Restate word for word the lines of the material below, from the line with "Solution. (a) -16.5; (b) -24.5." to the line with "Caveats: the PAW", both lines included, and no others.

============

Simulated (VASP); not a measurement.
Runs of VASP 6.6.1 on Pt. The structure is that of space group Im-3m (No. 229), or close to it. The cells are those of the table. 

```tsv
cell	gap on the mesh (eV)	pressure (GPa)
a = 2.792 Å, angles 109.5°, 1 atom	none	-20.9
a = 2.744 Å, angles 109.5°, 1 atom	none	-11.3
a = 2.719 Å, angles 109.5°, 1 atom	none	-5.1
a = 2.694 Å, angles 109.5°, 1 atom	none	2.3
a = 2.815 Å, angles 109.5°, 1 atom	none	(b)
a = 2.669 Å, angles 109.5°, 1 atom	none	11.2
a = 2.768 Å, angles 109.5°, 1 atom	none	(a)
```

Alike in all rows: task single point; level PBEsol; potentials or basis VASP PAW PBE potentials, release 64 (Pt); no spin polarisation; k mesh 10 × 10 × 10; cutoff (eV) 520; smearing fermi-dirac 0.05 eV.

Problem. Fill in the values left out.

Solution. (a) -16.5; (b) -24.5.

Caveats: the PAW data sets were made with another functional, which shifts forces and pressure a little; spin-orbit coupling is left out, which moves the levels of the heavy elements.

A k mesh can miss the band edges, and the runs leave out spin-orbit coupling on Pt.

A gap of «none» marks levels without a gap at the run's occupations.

============

[Answer box]
Solution. (a) -16.5; (b) -24.5.

Caveats: the PAW data sets were made with another functional, which shifts forces and pressure a little; spin-orbit coupling is left out, which moves the levels of the heavy elements.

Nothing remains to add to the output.